─── Supplied entries

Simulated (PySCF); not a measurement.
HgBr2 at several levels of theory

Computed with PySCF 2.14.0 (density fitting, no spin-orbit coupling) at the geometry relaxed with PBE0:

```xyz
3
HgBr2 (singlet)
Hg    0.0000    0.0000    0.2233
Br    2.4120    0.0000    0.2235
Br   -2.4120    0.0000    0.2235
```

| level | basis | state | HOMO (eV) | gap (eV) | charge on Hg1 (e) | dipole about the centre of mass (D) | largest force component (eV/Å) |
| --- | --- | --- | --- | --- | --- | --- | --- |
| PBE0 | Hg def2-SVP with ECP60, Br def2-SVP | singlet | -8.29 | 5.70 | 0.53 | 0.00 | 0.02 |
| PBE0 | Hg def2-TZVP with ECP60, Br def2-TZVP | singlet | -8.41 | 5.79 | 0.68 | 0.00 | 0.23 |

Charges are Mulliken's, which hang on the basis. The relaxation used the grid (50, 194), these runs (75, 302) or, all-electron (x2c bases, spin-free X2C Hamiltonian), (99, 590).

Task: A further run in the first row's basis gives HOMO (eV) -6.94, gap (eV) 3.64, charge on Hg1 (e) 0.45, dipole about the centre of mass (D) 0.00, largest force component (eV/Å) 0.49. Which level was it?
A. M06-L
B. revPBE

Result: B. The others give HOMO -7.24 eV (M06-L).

──────

:: Work order ::
Go through the records and repeat each one exactly as written.

:: Your response ::
Simulated (PySCF); not a measurement.
HgBr2 at several levels of theory

Computed with PySCF 2.14.0 (density fitting, no spin-orbit coupling) at the geometry relaxed with PBE0:

```xyz
3
HgBr2 (singlet)
Hg    0.0000    0.0000    0.2233
Br    2.4120    0.0000    0.2235
Br   -2.4120    0.0000    0.2235
```

| level | basis | state | HOMO (eV) | gap (eV) | charge on Hg1 (e) | dipole about the centre of mass (D) | largest force component (eV/Å) |
| --- | --- | --- | --- | --- | --- | --- | --- |
| PBE0 | Hg def2-SVP with ECP60, Br def2-SVP | singlet | -8.29 | 5.70 | 0.53 | 0.00 | 0.02 |
| PBE0 | Hg def2-TZVP with ECP60, Br def2-TZVP | singlet | -8.41 | 5.79 | 0.68 | 0.00 | 0.23 |

Charges are Mulliken's, which hang on the basis. The relaxation used the grid (50, 194), these runs (75, 302) or, all-electron (x2c bases, spin-free X2C Hamiltonian), (99, 590).

Task: A further run in the first row's basis gives HOMO (eV) -6.94, gap (eV) 3.64, charge on Hg1 (e) 0.45, dipole about the centre of mass (D) 0.00, largest force component (eV/Å) 0.49. Which level was it?
A. M06-L
B. revPBE

Result: B. The others give HOMO -7.24 eV (M06-L).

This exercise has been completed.